Entries shown =>
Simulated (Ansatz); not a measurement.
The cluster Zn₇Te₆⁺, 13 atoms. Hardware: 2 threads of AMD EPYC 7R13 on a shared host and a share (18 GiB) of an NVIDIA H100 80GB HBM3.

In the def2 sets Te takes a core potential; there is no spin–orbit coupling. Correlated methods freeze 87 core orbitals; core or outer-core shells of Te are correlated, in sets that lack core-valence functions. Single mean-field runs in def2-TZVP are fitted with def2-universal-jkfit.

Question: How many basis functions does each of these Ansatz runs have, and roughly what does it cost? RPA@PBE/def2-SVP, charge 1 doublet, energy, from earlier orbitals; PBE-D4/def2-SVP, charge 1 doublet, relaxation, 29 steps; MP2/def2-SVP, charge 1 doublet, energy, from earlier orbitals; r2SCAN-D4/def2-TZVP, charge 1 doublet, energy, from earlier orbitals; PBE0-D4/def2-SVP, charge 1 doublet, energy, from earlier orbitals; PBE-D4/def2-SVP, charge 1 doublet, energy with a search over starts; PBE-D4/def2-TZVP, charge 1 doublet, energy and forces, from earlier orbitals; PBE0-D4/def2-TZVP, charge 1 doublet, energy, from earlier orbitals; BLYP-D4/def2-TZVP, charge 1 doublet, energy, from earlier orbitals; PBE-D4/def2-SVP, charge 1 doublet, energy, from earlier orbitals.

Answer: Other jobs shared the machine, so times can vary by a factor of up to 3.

Assignment => Your reply must contain exactly the lines from the first line of the data through the line holding "In the def2", and nothing more.

Response =>
Simulated (Ansatz); not a measurement.
The cluster Zn₇Te₆⁺, 13 atoms. Hardware: 2 threads of AMD EPYC 7R13 on a shared host and a share (18 GiB) of an NVIDIA H100 80GB HBM3.

In the def2 sets Te takes a core potential; there is no spin–orbit coupling. Correlated methods freeze 87 core orbitals; core or outer-core shells of Te are correlated, in sets that lack core-valence functions. Single mean-field runs in def2-TZVP are fitted with def2-universal-jkfit.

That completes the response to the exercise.